Required action. Would you set down the complete data below, exactly as shown?

-.-.-

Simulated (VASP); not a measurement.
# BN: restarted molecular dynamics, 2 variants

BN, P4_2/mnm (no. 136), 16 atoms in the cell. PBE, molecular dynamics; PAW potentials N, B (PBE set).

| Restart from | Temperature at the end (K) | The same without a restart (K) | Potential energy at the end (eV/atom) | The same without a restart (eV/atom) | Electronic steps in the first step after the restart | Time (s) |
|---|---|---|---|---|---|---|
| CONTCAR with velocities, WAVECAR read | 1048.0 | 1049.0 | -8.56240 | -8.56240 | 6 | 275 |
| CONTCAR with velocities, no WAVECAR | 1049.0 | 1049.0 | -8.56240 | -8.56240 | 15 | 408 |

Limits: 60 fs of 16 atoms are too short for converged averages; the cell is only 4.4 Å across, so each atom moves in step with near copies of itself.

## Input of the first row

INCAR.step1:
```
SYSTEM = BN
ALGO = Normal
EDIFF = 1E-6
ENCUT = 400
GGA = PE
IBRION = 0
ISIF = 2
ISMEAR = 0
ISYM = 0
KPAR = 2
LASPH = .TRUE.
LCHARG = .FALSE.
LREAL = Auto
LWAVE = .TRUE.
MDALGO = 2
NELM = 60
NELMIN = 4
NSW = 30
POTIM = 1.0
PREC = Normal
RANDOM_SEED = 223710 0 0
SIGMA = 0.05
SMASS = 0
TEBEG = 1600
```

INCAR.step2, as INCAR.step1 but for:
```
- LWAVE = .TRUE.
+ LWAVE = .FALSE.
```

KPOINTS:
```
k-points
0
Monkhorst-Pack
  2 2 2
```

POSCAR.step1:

-.-.-

Written response.
Simulated (VASP); not a measurement.
# BN: restarted molecular dynamics, 2 variants

BN, P4_2/mnm (no. 136), 16 atoms in the cell. PBE, molecular dynamics; PAW potentials N, B (PBE set).

| Restart from | Temperature at the end (K) | The same without a restart (K) | Potential energy at the end (eV/atom) | The same without a restart (eV/atom) | Electronic steps in the first step after the restart | Time (s) |
|---|---|---|---|---|---|---|
| CONTCAR with velocities, WAVECAR read | 1048.0 | 1049.0 | -8.56240 | -8.56240 | 6 | 275 |
| CONTCAR with velocities, no WAVECAR | 1049.0 | 1049.0 | -8.56240 | -8.56240 | 15 | 408 |

Limits: 60 fs of 16 atoms are too short for converged averages; the cell is only 4.4 Å across, so each atom moves in step with near copies of itself.

## Input of the first row

INCAR.step1:
```
SYSTEM = BN
ALGO = Normal
EDIFF = 1E-6
ENCUT = 400
GGA = PE
IBRION = 0
ISIF = 2
ISMEAR = 0
ISYM = 0
KPAR = 2
LASPH = .TRUE.
LCHARG = .FALSE.
LREAL = Auto
LWAVE = .TRUE.
MDALGO = 2
NELM = 60
NELMIN = 4
NSW = 30
POTIM = 1.0
PREC = Normal
RANDOM_SEED = 223710 0 0
SIGMA = 0.05
SMASS = 0
TEBEG = 1600
```

INCAR.step2, as INCAR.step1 but for:
```
- LWAVE = .TRUE.
+ LWAVE = .FALSE.
```

KPOINTS:
```
k-points
0
Monkhorst-Pack
  2 2 2
```

POSCAR.step1:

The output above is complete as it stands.